ASSIGNED TASK: From the first line through the one containing "A: -0.4 GPa.", restate the listing word for word, and give no other lines.

┄┄┄┄┄┄┄┄┄┄┄┄┄┄┄┄┄┄┄┄
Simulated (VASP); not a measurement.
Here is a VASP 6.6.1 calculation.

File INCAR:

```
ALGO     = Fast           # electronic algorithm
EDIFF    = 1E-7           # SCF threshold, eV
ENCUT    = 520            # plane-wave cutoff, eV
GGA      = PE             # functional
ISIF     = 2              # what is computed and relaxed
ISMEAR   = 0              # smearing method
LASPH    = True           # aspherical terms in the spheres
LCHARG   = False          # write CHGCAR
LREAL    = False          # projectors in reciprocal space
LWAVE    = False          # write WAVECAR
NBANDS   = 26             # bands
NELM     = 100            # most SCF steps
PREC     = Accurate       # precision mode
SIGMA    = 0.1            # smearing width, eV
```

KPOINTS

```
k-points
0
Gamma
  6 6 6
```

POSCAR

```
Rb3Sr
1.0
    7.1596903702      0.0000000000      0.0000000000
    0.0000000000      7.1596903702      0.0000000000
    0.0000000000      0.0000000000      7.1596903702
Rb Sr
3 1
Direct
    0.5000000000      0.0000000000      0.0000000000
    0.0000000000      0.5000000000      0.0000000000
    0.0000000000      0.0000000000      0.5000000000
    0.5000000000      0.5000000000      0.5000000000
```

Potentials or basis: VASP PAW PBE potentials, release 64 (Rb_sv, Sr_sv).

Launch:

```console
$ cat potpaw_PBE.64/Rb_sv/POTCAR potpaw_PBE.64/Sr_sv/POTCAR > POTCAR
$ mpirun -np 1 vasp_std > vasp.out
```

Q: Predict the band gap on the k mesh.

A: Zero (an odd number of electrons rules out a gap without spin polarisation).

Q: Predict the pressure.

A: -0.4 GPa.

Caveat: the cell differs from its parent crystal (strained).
┄┄┄┄┄┄┄┄┄┄┄┄┄┄┄┄┄┄┄┄

TASK SOLUTION:
Simulated (VASP); not a measurement.
Here is a VASP 6.6.1 calculation.

File INCAR:

```
ALGO     = Fast           # electronic algorithm
EDIFF    = 1E-7           # SCF threshold, eV
ENCUT    = 520            # plane-wave cutoff, eV
GGA      = PE             # functional
ISIF     = 2              # what is computed and relaxed
ISMEAR   = 0              # smearing method
LASPH    = True           # aspherical terms in the spheres
LCHARG   = False          # write CHGCAR
LREAL    = False          # projectors in reciprocal space
LWAVE    = False          # write WAVECAR
NBANDS   = 26             # bands
NELM     = 100            # most SCF steps
PREC     = Accurate       # precision mode
SIGMA    = 0.1            # smearing width, eV
```

KPOINTS

```
k-points
0
Gamma
  6 6 6
```

POSCAR

```
Rb3Sr
1.0
    7.1596903702      0.0000000000      0.0000000000
    0.0000000000      7.1596903702      0.0000000000
    0.0000000000      0.0000000000      7.1596903702
Rb Sr
3 1
Direct
    0.5000000000      0.0000000000      0.0000000000
    0.0000000000      0.5000000000      0.0000000000
    0.0000000000      0.0000000000      0.5000000000
    0.5000000000      0.5000000000      0.5000000000
```

Potentials or basis: VASP PAW PBE potentials, release 64 (Rb_sv, Sr_sv).

Launch:

```console
$ cat potpaw_PBE.64/Rb_sv/POTCAR potpaw_PBE.64/Sr_sv/POTCAR > POTCAR
$ mpirun -np 1 vasp_std > vasp.out
```

Q: Predict the band gap on the k mesh.

A: Zero (an odd number of electrons rules out a gap without spin polarisation).

Q: Predict the pressure.

A: -0.4 GPa.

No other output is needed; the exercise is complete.